**Work order**
Repeat the listing below word for word, stopping after the line that contains "Frames of a".

**Material supplied**
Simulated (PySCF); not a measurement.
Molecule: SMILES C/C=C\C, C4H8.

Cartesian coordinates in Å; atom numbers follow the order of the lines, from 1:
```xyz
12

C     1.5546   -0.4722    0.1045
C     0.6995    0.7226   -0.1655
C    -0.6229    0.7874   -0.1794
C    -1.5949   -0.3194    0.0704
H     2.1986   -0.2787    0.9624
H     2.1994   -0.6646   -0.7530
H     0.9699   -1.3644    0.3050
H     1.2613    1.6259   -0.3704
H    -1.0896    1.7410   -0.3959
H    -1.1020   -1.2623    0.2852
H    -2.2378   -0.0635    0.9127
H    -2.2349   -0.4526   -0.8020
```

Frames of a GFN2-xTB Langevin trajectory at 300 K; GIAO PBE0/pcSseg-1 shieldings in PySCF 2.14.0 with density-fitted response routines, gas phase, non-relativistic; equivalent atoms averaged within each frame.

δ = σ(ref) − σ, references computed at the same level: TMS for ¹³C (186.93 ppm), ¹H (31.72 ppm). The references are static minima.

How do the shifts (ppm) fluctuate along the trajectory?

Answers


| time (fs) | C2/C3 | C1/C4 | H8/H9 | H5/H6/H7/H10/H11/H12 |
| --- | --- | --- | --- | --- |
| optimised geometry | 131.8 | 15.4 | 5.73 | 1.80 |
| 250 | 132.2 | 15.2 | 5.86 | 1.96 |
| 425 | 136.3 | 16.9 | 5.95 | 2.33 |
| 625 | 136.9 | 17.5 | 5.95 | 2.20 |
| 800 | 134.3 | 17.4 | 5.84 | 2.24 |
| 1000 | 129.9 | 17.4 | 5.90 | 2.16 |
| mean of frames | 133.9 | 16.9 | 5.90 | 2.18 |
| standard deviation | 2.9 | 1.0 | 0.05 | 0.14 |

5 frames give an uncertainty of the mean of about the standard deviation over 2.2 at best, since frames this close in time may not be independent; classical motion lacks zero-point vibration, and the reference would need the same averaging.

**Response**
Simulated (PySCF); not a measurement.
Molecule: SMILES C/C=C\C, C4H8.

Cartesian coordinates in Å; atom numbers follow the order of the lines, from 1:
```xyz
12

C     1.5546   -0.4722    0.1045
C     0.6995    0.7226   -0.1655
C    -0.6229    0.7874   -0.1794
C    -1.5949   -0.3194    0.0704
H     2.1986   -0.2787    0.9624
H     2.1994   -0.6646   -0.7530
H     0.9699   -1.3644    0.3050
H     1.2613    1.6259   -0.3704
H    -1.0896    1.7410   -0.3959
H    -1.1020   -1.2623    0.2852
H    -2.2378   -0.0635    0.9127
H    -2.2349   -0.4526   -0.8020
```

Frames of a GFN2-xTB Langevin trajectory at 300 K; GIAO PBE0/pcSseg-1 shieldings in PySCF 2.14.0 with density-fitted response routines, gas phase, non-relativistic; equivalent atoms averaged within each frame.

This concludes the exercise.